Copy exactly the lines of the material below that run from the one containing "Q: Which line" through the one containing "Q: Classify the". Copy no other lines.

_EXCERPTED RECORDS_
◆ ◆ ◆ ◆ ◆ ◆ ◆
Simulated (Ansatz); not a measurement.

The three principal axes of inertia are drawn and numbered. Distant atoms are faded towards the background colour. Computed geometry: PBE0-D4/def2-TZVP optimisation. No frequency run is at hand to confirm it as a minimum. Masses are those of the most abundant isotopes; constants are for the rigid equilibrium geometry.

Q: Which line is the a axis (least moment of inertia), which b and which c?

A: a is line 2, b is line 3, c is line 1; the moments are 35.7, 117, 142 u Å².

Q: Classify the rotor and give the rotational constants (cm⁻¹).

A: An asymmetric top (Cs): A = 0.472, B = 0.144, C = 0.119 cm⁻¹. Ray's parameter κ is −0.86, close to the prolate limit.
◆ ◆ ◆ ◆ ◆ ◆ ◆

_RESULT_
Q: Which line is the a axis (least moment of inertia), which b and which c?

A: a is line 2, b is line 3, c is line 1; the moments are 35.7, 117, 142 u Å².

Q: Classify the rotor and give the rotational constants (cm⁻¹).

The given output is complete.